__Record extracts__:
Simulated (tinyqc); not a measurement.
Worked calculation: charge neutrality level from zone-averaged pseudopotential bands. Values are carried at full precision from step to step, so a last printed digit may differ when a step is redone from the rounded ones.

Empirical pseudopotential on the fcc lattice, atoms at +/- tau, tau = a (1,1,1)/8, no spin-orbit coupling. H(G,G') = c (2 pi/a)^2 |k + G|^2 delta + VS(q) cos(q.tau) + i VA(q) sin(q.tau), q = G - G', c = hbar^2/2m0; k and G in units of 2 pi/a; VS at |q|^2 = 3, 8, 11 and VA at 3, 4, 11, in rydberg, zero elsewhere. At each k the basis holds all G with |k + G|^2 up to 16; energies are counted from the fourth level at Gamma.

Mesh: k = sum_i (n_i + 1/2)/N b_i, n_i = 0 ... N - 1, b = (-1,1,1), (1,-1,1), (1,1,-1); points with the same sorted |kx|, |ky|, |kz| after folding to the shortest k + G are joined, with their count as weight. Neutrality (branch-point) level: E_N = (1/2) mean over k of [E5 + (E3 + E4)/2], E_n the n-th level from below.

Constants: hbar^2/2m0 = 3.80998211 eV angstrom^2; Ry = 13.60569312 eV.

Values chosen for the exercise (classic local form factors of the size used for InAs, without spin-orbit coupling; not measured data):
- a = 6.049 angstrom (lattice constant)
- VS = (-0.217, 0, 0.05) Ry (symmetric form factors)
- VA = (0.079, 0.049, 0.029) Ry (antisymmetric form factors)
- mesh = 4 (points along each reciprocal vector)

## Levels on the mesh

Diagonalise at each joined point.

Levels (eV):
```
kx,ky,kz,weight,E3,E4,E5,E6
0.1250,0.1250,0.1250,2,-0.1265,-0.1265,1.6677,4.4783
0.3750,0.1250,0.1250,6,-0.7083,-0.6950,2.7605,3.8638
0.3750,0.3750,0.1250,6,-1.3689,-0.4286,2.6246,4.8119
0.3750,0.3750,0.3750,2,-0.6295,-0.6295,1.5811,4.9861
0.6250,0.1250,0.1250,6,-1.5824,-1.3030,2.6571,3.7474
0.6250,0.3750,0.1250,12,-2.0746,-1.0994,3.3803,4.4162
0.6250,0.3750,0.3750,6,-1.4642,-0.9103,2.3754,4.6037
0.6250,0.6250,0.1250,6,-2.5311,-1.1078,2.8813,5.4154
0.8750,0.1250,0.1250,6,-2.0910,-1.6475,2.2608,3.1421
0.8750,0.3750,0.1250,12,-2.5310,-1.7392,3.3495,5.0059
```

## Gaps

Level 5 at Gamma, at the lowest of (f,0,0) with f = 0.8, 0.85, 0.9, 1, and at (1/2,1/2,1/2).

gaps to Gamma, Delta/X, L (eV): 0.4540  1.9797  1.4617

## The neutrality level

__Work request__:
From the very first line of the data through the line with "Mesh: k = sum_i" in it, please reproduce each line exactly and output nothing more.

__Exercise output__:
Simulated (tinyqc); not a measurement.
Worked calculation: charge neutrality level from zone-averaged pseudopotential bands. Values are carried at full precision from step to step, so a last printed digit may differ when a step is redone from the rounded ones.

Empirical pseudopotential on the fcc lattice, atoms at +/- tau, tau = a (1,1,1)/8, no spin-orbit coupling. H(G,G') = c (2 pi/a)^2 |k + G|^2 delta + VS(q) cos(q.tau) + i VA(q) sin(q.tau), q = G - G', c = hbar^2/2m0; k and G in units of 2 pi/a; VS at |q|^2 = 3, 8, 11 and VA at 3, 4, 11, in rydberg, zero elsewhere. At each k the basis holds all G with |k + G|^2 up to 16; energies are counted from the fourth level at Gamma.

Mesh: k = sum_i (n_i + 1/2)/N b_i, n_i = 0 ... N - 1, b = (-1,1,1), (1,-1,1), (1,1,-1); points with the same sorted |kx|, |ky|, |kz| after folding to the shortest k + G are joined, with their count as weight. Neutrality (branch-point) level: E_N = (1/2) mean over k of [E5 + (E3 + E4)/2], E_n the n-th level from below.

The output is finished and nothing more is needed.